ACTION ITEM:
All lines between the start of the listing below and the line containing "Each molecule was", inclusive, must be repeated exactly.

EXTRACTED INFORMATION:
**********

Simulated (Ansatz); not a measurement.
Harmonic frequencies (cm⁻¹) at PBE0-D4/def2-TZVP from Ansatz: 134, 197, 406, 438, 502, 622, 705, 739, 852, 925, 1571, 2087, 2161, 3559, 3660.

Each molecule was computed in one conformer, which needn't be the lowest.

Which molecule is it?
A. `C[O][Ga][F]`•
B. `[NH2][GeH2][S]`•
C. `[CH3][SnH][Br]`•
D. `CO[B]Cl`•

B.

**********

EXERCISE ANSWER:
Simulated (Ansatz); not a measurement.
Harmonic frequencies (cm⁻¹) at PBE0-D4/def2-TZVP from Ansatz: 134, 197, 406, 438, 502, 622, 705, 739, 852, 925, 1571, 2087, 2161, 3559, 3660.

Each molecule was computed in one conformer, which needn't be the lowest.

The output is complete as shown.